## Dataset entries
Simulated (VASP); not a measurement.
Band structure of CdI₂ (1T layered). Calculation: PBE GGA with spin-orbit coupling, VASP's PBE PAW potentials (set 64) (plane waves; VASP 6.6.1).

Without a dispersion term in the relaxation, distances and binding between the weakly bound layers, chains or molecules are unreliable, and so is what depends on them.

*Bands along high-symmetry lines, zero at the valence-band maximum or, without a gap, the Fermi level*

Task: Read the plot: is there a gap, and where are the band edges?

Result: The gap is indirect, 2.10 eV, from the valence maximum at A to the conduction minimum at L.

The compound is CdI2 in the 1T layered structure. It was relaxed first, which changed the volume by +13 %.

## Requirement
Would you please write out the entries again exactly?

## Task solution
Simulated (VASP); not a measurement.
Band structure of CdI₂ (1T layered). Calculation: PBE GGA with spin-orbit coupling, VASP's PBE PAW potentials (set 64) (plane waves; VASP 6.6.1).

Without a dispersion term in the relaxation, distances and binding between the weakly bound layers, chains or molecules are unreliable, and so is what depends on them.

*Bands along high-symmetry lines, zero at the valence-band maximum or, without a gap, the Fermi level*

Task: Read the plot: is there a gap, and where are the band edges?

Result: The gap is indirect, 2.10 eV, from the valence maximum at A to the conduction minimum at L.

The compound is CdI2 in the 1T layered structure. It was relaxed first, which changed the volume by +13 %.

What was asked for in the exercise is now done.